══════════════════════════════

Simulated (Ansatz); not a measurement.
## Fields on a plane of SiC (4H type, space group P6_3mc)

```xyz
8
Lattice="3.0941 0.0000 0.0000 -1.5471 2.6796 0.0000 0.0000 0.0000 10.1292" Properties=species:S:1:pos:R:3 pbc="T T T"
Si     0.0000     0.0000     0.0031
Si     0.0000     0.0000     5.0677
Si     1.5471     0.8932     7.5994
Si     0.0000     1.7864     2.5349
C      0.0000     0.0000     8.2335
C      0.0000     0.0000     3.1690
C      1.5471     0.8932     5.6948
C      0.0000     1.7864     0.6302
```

══════════════════════════════

Work order: Reproduce each record shown above without altering a single word.

Your solution:
Simulated (Ansatz); not a measurement.
## Fields on a plane of SiC (4H type, space group P6_3mc)

```xyz
8
Lattice="3.0941 0.0000 0.0000 -1.5471 2.6796 0.0000 0.0000 0.0000 10.1292" Properties=species:S:1:pos:R:3 pbc="T T T"
Si     0.0000     0.0000     0.0031
Si     0.0000     0.0000     5.0677
Si     1.5471     0.8932     7.5994
Si     0.0000     1.7864     2.5349
C      0.0000     0.0000     8.2335
C      0.0000     0.0000     3.1690
C      1.5471     0.8932     5.6948
C      0.0000     1.7864     0.6302
```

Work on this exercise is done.